Requirement — The response should contain every record, reproduced exactly.

━━━━

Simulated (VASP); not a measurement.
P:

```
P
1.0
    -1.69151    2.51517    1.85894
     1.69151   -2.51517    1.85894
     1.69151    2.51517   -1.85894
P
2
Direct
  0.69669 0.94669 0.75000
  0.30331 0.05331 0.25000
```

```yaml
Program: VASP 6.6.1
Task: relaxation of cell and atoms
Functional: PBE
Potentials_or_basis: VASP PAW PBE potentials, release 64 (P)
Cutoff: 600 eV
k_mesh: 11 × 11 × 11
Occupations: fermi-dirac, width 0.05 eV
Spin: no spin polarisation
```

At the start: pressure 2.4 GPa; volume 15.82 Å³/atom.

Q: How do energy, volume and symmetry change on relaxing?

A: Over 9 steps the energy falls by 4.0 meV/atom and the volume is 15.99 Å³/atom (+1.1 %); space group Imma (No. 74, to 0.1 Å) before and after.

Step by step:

━━━━

Task response —
Simulated (VASP); not a measurement.
P:

```
P
1.0
    -1.69151    2.51517    1.85894
     1.69151   -2.51517    1.85894
     1.69151    2.51517   -1.85894
P
2
Direct
  0.69669 0.94669 0.75000
  0.30331 0.05331 0.25000
```

```yaml
Program: VASP 6.6.1
Task: relaxation of cell and atoms
Functional: PBE
Potentials_or_basis: VASP PAW PBE potentials, release 64 (P)
Cutoff: 600 eV
k_mesh: 11 × 11 × 11
Occupations: fermi-dirac, width 0.05 eV
Spin: no spin polarisation
```

At the start: pressure 2.4 GPa; volume 15.82 Å³/atom.

Q: How do energy, volume and symmetry change on relaxing?

A: Over 9 steps the energy falls by 4.0 meV/atom and the volume is 15.99 Å³/atom (+1.1 %); space group Imma (No. 74, to 0.1 Å) before and after.

Step by step:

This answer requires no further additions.